● **Extracted information**
┌────────

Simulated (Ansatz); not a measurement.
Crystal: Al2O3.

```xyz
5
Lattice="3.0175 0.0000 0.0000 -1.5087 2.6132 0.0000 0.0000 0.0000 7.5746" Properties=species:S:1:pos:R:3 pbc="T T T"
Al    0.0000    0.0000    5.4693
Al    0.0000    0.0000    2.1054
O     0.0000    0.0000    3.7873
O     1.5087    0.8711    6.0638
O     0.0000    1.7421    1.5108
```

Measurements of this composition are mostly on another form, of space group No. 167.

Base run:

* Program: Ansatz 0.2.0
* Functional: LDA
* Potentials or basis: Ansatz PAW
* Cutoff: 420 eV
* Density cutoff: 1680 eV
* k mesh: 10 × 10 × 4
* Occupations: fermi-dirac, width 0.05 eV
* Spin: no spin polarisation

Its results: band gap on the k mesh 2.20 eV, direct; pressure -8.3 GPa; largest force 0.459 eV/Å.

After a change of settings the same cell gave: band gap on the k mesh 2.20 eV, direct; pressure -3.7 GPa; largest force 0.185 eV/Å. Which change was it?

└────────

● **Action item**
Exactly as written, transcribe each line of the data.

● **Task result**
Simulated (Ansatz); not a measurement.
Crystal: Al2O3.

```xyz
5
Lattice="3.0175 0.0000 0.0000 -1.5087 2.6132 0.0000 0.0000 0.0000 7.5746" Properties=species:S:1:pos:R:3 pbc="T T T"
Al    0.0000    0.0000    5.4693
Al    0.0000    0.0000    2.1054
O     0.0000    0.0000    3.7873
O     1.5087    0.8711    6.0638
O     0.0000    1.7421    1.5108
```

Measurements of this composition are mostly on another form, of space group No. 167.

Base run:

* Program: Ansatz 0.2.0
* Functional: LDA
* Potentials or basis: Ansatz PAW
* Cutoff: 420 eV
* Density cutoff: 1680 eV
* k mesh: 10 × 10 × 4
* Occupations: fermi-dirac, width 0.05 eV
* Spin: no spin polarisation

Its results: band gap on the k mesh 2.20 eV, direct; pressure -8.3 GPa; largest force 0.459 eV/Å.

After a change of settings the same cell gave: band gap on the k mesh 2.20 eV, direct; pressure -3.7 GPa; largest force 0.185 eV/Å. Which change was it?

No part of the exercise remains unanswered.